## DATASET CONTENT
------------

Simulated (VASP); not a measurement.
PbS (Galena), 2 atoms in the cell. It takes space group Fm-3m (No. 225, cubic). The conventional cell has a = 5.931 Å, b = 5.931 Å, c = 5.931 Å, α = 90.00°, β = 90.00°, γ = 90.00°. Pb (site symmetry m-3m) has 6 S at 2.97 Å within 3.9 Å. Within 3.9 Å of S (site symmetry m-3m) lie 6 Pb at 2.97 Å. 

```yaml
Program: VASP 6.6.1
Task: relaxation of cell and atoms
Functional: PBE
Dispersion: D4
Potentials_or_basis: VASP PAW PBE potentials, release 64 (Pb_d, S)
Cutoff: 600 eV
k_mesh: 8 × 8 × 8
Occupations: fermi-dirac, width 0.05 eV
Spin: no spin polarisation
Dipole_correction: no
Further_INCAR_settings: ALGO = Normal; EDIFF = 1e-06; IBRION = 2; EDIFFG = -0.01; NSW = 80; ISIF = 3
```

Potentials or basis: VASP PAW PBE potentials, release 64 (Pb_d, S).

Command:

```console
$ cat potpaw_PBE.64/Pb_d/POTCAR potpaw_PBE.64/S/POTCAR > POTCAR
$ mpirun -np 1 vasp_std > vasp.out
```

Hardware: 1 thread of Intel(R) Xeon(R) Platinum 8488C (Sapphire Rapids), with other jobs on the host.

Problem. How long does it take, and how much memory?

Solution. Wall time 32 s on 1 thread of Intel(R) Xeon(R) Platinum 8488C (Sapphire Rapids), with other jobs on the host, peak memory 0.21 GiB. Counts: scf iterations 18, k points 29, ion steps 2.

------------

## ASSIGNMENT
Each line of the data must be returned exactly.

## EXERCISE SOLUTION
Simulated (VASP); not a measurement.
PbS (Galena), 2 atoms in the cell. It takes space group Fm-3m (No. 225, cubic). The conventional cell has a = 5.931 Å, b = 5.931 Å, c = 5.931 Å, α = 90.00°, β = 90.00°, γ = 90.00°. Pb (site symmetry m-3m) has 6 S at 2.97 Å within 3.9 Å. Within 3.9 Å of S (site symmetry m-3m) lie 6 Pb at 2.97 Å. 

```yaml
Program: VASP 6.6.1
Task: relaxation of cell and atoms
Functional: PBE
Dispersion: D4
Potentials_or_basis: VASP PAW PBE potentials, release 64 (Pb_d, S)
Cutoff: 600 eV
k_mesh: 8 × 8 × 8
Occupations: fermi-dirac, width 0.05 eV
Spin: no spin polarisation
Dipole_correction: no
Further_INCAR_settings: ALGO = Normal; EDIFF = 1e-06; IBRION = 2; EDIFFG = -0.01; NSW = 80; ISIF = 3
```

Potentials or basis: VASP PAW PBE potentials, release 64 (Pb_d, S).

Command:

```console
$ cat potpaw_PBE.64/Pb_d/POTCAR potpaw_PBE.64/S/POTCAR > POTCAR
$ mpirun -np 1 vasp_std > vasp.out
```

Hardware: 1 thread of Intel(R) Xeon(R) Platinum 8488C (Sapphire Rapids), with other jobs on the host.

Problem. How long does it take, and how much memory?

Solution. Wall time 32 s on 1 thread of Intel(R) Xeon(R) Platinum 8488C (Sapphire Rapids), with other jobs on the host, peak memory 0.21 GiB. Counts: scf iterations 18, k points 29, ion steps 2.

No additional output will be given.